Stored data:

§ §

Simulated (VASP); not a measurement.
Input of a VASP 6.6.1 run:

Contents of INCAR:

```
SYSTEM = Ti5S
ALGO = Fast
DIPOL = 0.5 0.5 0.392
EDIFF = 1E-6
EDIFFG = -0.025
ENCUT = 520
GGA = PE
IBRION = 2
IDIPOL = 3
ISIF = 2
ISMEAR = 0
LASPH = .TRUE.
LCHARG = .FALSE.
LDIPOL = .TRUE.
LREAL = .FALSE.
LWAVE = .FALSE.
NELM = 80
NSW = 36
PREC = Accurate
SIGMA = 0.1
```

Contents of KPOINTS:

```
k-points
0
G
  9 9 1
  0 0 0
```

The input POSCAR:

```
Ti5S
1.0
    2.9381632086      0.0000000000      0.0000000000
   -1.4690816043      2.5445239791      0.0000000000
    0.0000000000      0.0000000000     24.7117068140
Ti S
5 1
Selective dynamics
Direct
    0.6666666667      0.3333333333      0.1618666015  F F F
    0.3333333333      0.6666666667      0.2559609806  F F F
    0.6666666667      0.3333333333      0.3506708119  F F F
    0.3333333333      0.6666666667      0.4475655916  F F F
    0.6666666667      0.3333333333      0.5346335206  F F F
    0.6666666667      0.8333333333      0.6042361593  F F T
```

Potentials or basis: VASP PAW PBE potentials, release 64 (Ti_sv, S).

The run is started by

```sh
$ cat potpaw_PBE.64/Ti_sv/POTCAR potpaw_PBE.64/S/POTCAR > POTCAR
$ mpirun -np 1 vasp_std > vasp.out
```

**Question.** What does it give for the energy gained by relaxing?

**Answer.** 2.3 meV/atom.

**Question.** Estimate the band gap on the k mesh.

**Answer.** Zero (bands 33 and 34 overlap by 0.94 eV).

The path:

§ §

Action item: Lines from the top of the data above through the line containing "by 0.94 eV)." must be repeated exactly. All other lines stay out.

Exercise answer:
Simulated (VASP); not a measurement.
Input of a VASP 6.6.1 run:

Contents of INCAR:

```
SYSTEM = Ti5S
ALGO = Fast
DIPOL = 0.5 0.5 0.392
EDIFF = 1E-6
EDIFFG = -0.025
ENCUT = 520
GGA = PE
IBRION = 2
IDIPOL = 3
ISIF = 2
ISMEAR = 0
LASPH = .TRUE.
LCHARG = .FALSE.
LDIPOL = .TRUE.
LREAL = .FALSE.
LWAVE = .FALSE.
NELM = 80
NSW = 36
PREC = Accurate
SIGMA = 0.1
```

Contents of KPOINTS:

```
k-points
0
G
  9 9 1
  0 0 0
```

The input POSCAR:

```
Ti5S
1.0
    2.9381632086      0.0000000000      0.0000000000
   -1.4690816043      2.5445239791      0.0000000000
    0.0000000000      0.0000000000     24.7117068140
Ti S
5 1
Selective dynamics
Direct
    0.6666666667      0.3333333333      0.1618666015  F F F
    0.3333333333      0.6666666667      0.2559609806  F F F
    0.6666666667      0.3333333333      0.3506708119  F F F
    0.3333333333      0.6666666667      0.4475655916  F F F
    0.6666666667      0.3333333333      0.5346335206  F F F
    0.6666666667      0.8333333333      0.6042361593  F F T
```

Potentials or basis: VASP PAW PBE potentials, release 64 (Ti_sv, S).

The run is started by

```sh
$ cat potpaw_PBE.64/Ti_sv/POTCAR potpaw_PBE.64/S/POTCAR > POTCAR
$ mpirun -np 1 vasp_std > vasp.out
```

**Question.** What does it give for the energy gained by relaxing?

**Answer.** 2.3 meV/atom.

**Question.** Estimate the band gap on the k mesh.

**Answer.** Zero (bands 33 and 34 overlap by 0.94 eV).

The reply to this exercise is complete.